# Required action
Could you output every record below exactly as it appears?

# Provided records
== Segment start ==

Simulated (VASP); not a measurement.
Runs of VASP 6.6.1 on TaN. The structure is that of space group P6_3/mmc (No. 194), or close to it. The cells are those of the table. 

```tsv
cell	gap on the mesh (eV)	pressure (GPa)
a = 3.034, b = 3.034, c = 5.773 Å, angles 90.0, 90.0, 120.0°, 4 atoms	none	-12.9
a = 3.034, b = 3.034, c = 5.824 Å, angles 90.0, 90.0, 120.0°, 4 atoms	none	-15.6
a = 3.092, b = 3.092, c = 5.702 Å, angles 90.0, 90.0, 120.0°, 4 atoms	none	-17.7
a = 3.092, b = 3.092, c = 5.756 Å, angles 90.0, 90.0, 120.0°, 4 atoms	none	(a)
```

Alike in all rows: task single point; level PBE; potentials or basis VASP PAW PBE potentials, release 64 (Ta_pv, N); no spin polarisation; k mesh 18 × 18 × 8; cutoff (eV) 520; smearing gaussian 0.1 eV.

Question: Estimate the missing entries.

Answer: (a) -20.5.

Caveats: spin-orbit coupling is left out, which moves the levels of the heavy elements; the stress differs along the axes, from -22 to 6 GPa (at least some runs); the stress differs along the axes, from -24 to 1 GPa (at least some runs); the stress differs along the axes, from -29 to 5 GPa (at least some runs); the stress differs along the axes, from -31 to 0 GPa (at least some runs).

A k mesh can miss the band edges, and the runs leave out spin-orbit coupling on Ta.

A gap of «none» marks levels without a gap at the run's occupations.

== Segment end ==

# Task response
Simulated (VASP); not a measurement.
Runs of VASP 6.6.1 on TaN. The structure is that of space group P6_3/mmc (No. 194), or close to it. The cells are those of the table. 

```tsv
cell	gap on the mesh (eV)	pressure (GPa)
a = 3.034, b = 3.034, c = 5.773 Å, angles 90.0, 90.0, 120.0°, 4 atoms	none	-12.9
a = 3.034, b = 3.034, c = 5.824 Å, angles 90.0, 90.0, 120.0°, 4 atoms	none	-15.6
a = 3.092, b = 3.092, c = 5.702 Å, angles 90.0, 90.0, 120.0°, 4 atoms	none	-17.7
a = 3.092, b = 3.092, c = 5.756 Å, angles 90.0, 90.0, 120.0°, 4 atoms	none	(a)
```

Alike in all rows: task single point; level PBE; potentials or basis VASP PAW PBE potentials, release 64 (Ta_pv, N); no spin polarisation; k mesh 18 × 18 × 8; cutoff (eV) 520; smearing gaussian 0.1 eV.

Question: Estimate the missing entries.

Answer: (a) -20.5.

Caveats: spin-orbit coupling is left out, which moves the levels of the heavy elements; the stress differs along the axes, from -22 to 6 GPa (at least some runs); the stress differs along the axes, from -24 to 1 GPa (at least some runs); the stress differs along the axes, from -29 to 5 GPa (at least some runs); the stress differs along the axes, from -31 to 0 GPa (at least some runs).

A k mesh can miss the band edges, and the runs leave out spin-orbit coupling on Ta.

A gap of «none» marks levels without a gap at the run's occupations.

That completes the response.